Task item
All lines from the opening of the data to the line containing "dynamics of Be**" must be returned unchanged, and only those lines.

Dataset records
※
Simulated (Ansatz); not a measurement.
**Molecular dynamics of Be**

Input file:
※

Exercise result
Simulated (Ansatz); not a measurement.
**Molecular dynamics of Be**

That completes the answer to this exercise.